_Activity_. Reproduce the section of the listing that begins at the line containing "1. HF/def2-SVP (core" and finishes at the line containing "2. PBE/def2-SVP (core". Include both end lines and nothing beyond them.

# # #

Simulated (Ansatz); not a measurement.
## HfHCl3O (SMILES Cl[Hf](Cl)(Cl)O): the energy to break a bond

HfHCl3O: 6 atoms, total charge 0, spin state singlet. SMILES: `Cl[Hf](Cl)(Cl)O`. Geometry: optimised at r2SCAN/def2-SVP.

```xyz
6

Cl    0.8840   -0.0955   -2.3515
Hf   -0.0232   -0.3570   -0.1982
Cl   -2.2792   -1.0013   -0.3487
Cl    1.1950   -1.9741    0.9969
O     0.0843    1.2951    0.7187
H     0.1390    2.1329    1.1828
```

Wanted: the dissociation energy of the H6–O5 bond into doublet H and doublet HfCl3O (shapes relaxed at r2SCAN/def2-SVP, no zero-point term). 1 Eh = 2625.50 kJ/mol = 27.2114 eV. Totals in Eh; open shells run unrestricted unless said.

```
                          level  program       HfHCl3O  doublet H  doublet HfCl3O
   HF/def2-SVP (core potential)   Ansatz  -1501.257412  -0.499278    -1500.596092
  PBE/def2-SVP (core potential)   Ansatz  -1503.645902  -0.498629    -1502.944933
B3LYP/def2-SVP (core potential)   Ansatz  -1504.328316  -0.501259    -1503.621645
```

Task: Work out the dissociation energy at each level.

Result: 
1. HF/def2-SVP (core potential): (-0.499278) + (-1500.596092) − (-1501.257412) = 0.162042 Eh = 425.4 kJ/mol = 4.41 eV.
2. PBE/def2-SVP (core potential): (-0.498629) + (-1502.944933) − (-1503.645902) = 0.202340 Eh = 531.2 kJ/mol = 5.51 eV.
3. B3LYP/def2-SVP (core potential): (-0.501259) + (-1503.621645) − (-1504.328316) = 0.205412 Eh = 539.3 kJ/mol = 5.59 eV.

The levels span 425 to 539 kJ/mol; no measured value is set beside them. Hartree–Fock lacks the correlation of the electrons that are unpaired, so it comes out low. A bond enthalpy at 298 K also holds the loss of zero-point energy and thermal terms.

# # #

_Written response_.
1. HF/def2-SVP (core potential): (-0.499278) + (-1500.596092) − (-1501.257412) = 0.162042 Eh = 425.4 kJ/mol = 4.41 eV.
2. PBE/def2-SVP (core potential): (-0.498629) + (-1502.944933) − (-1503.645902) = 0.202340 Eh = 531.2 kJ/mol = 5.51 eV.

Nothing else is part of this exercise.